◆ ENTRIES SHOWN
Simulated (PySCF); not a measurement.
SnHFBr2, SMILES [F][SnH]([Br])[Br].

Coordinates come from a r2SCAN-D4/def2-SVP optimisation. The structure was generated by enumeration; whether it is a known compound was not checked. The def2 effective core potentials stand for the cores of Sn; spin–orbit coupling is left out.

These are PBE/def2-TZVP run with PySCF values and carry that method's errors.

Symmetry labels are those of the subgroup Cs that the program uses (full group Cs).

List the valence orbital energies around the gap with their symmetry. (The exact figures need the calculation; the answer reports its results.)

◆ EXERCISE
Return the data exactly. Include every record.

◆ ANSWER BOX
Simulated (PySCF); not a measurement.
SnHFBr2, SMILES [F][SnH]([Br])[Br].

Coordinates come from a r2SCAN-D4/def2-SVP optimisation. The structure was generated by enumeration; whether it is a known compound was not checked. The def2 effective core potentials stand for the cores of Sn; spin–orbit coupling is left out.

These are PBE/def2-TZVP run with PySCF values and carry that method's errors.

Symmetry labels are those of the subgroup Cs that the program uses (full group Cs).

List the valence orbital energies around the gap with their symmetry. (The exact figures need the calculation; the answer reports its results.)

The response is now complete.